-- Stored data --
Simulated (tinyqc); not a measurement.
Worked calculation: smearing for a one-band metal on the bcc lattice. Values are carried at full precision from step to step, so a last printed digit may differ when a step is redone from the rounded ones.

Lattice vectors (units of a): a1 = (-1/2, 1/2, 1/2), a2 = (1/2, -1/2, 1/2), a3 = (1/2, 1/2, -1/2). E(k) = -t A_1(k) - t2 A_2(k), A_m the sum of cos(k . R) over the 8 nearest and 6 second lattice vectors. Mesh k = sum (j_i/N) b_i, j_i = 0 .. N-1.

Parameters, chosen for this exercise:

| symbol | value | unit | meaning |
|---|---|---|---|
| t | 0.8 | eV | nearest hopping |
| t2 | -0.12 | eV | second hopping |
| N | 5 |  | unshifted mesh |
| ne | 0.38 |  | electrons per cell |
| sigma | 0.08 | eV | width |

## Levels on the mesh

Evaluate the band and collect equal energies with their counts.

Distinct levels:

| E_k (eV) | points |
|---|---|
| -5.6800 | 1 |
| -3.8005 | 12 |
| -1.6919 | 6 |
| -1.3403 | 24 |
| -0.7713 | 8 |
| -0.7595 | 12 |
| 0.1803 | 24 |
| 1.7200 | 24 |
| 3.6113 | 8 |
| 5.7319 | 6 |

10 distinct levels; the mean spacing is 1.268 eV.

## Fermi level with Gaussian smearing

-- Activity --
Starting at the top of the listing above, write out every line exactly as it appears.

-- Exercise answer --
Simulated (tinyqc); not a measurement.
Worked calculation: smearing for a one-band metal on the bcc lattice. Values are carried at full precision from step to step, so a last printed digit may differ when a step is redone from the rounded ones.

Lattice vectors (units of a): a1 = (-1/2, 1/2, 1/2), a2 = (1/2, -1/2, 1/2), a3 = (1/2, 1/2, -1/2). E(k) = -t A_1(k) - t2 A_2(k), A_m the sum of cos(k . R) over the 8 nearest and 6 second lattice vectors. Mesh k = sum (j_i/N) b_i, j_i = 0 .. N-1.

Parameters, chosen for this exercise:

| symbol | value | unit | meaning |
|---|---|---|---|
| t | 0.8 | eV | nearest hopping |
| t2 | -0.12 | eV | second hopping |
| N | 5 |  | unshifted mesh |
| ne | 0.38 |  | electrons per cell |
| sigma | 0.08 | eV | width |

## Levels on the mesh

Evaluate the band and collect equal energies with their counts.

Distinct levels:

| E_k (eV) | points |
|---|---|
| -5.6800 | 1 |
| -3.8005 | 12 |
| -1.6919 | 6 |
| -1.3403 | 24 |
| -0.7713 | 8 |
| -0.7595 | 12 |
| 0.1803 | 24 |
| 1.7200 | 24 |
| 3.6113 | 8 |
| 5.7319 | 6 |

10 distinct levels; the mean spacing is 1.268 eV.

## Fermi level with Gaussian smearing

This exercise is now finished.